- [INPUT DATA]
↓

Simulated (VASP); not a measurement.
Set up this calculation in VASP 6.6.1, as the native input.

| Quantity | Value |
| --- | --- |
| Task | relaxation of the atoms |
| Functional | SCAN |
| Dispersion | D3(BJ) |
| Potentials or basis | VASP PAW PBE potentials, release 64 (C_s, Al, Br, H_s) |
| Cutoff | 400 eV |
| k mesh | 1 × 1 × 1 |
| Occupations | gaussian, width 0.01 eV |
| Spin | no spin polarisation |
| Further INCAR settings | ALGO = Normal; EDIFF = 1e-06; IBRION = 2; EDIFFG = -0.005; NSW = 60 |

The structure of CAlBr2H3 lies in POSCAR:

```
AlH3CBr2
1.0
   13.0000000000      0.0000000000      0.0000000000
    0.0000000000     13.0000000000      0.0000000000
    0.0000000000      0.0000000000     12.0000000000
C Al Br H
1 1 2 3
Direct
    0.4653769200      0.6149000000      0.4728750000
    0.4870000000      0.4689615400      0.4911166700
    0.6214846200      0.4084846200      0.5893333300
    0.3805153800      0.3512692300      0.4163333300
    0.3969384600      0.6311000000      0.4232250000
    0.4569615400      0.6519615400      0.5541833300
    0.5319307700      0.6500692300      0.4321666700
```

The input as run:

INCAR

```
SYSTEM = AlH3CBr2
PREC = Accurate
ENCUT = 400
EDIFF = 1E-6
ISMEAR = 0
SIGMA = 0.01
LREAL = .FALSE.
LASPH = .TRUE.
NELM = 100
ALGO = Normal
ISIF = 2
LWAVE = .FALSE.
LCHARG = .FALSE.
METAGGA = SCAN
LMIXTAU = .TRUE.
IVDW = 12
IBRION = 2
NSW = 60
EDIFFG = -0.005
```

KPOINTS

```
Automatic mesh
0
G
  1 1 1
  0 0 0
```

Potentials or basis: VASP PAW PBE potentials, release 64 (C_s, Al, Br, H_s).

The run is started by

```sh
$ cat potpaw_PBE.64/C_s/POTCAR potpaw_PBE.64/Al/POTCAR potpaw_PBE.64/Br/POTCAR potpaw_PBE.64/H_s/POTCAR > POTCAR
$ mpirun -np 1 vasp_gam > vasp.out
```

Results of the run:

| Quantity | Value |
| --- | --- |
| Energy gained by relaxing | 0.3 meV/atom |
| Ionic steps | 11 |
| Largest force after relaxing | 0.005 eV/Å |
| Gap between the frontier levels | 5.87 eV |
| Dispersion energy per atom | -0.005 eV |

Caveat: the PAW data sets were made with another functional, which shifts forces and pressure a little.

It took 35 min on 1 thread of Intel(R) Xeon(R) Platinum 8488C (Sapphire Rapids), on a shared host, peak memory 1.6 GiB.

↑

- [WORK TASK] The lines above from the one with "0.3 meV/atom |" through the one with "Caveat: the PAW" are to be duplicated exactly, ends included, with nothing added.

- [YOUR RESPONSE]
| Energy gained by relaxing | 0.3 meV/atom |
| Ionic steps | 11 |
| Largest force after relaxing | 0.005 eV/Å |
| Gap between the frontier levels | 5.87 eV |
| Dispersion energy per atom | -0.005 eV |

Caveat: the PAW data sets were made with another functional, which shifts forces and pressure a little.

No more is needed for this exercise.